Requirement: Your output should be the lines of the entries below, exactly, from the first one through the line that holds "Energies are counted".

Data under study:
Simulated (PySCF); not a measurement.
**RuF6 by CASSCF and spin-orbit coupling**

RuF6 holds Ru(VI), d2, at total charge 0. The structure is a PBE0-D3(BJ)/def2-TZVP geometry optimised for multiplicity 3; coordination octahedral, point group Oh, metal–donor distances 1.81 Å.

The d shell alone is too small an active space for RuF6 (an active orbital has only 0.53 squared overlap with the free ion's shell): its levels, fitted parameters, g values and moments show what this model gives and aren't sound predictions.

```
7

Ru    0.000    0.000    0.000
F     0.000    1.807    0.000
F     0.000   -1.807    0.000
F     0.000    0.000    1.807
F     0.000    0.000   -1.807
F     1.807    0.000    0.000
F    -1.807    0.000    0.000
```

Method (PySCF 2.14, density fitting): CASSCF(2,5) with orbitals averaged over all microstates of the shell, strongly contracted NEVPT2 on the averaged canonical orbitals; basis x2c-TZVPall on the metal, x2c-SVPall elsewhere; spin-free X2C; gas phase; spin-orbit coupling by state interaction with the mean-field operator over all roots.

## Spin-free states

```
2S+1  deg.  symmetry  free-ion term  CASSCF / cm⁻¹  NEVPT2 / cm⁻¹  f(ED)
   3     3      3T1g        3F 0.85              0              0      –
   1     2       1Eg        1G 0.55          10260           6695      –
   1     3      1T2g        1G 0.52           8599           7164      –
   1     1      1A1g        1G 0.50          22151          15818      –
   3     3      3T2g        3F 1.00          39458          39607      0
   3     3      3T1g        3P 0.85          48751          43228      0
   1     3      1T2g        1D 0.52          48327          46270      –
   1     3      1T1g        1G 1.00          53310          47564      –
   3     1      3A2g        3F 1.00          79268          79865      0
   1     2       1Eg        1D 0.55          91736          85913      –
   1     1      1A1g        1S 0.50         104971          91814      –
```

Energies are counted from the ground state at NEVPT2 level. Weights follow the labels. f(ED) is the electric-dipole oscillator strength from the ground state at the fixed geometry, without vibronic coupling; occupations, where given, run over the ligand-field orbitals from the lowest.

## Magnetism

Answer area:
Simulated (PySCF); not a measurement.
**RuF6 by CASSCF and spin-orbit coupling**

RuF6 holds Ru(VI), d2, at total charge 0. The structure is a PBE0-D3(BJ)/def2-TZVP geometry optimised for multiplicity 3; coordination octahedral, point group Oh, metal–donor distances 1.81 Å.

The d shell alone is too small an active space for RuF6 (an active orbital has only 0.53 squared overlap with the free ion's shell): its levels, fitted parameters, g values and moments show what this model gives and aren't sound predictions.

```
7

Ru    0.000    0.000    0.000
F     0.000    1.807    0.000
F     0.000   -1.807    0.000
F     0.000    0.000    1.807
F     0.000    0.000   -1.807
F     1.807    0.000    0.000
F    -1.807    0.000    0.000
```

Method (PySCF 2.14, density fitting): CASSCF(2,5) with orbitals averaged over all microstates of the shell, strongly contracted NEVPT2 on the averaged canonical orbitals; basis x2c-TZVPall on the metal, x2c-SVPall elsewhere; spin-free X2C; gas phase; spin-orbit coupling by state interaction with the mean-field operator over all roots.

## Spin-free states

```
2S+1  deg.  symmetry  free-ion term  CASSCF / cm⁻¹  NEVPT2 / cm⁻¹  f(ED)
   3     3      3T1g        3F 0.85              0              0      –
   1     2       1Eg        1G 0.55          10260           6695      –
   1     3      1T2g        1G 0.52           8599           7164      –
   1     1      1A1g        1G 0.50          22151          15818      –
   3     3      3T2g        3F 1.00          39458          39607      0
   3     3      3T1g        3P 0.85          48751          43228      0
   1     3      1T2g        1D 0.52          48327          46270      –
   1     3      1T1g        1G 1.00          53310          47564      –
   3     1      3A2g        3F 1.00          79268          79865      0
   1     2       1Eg        1D 0.55          91736          85913      –
   1     1      1A1g        1S 0.50         104971          91814      –
```

Energies are counted from the ground state at NEVPT2 level. Weights follow the labels. f(ED) is the electric-dipole oscillator strength from the ground state at the fixed geometry, without vibronic coupling; occupations, where given, run over the ligand-field orbitals from the lowest.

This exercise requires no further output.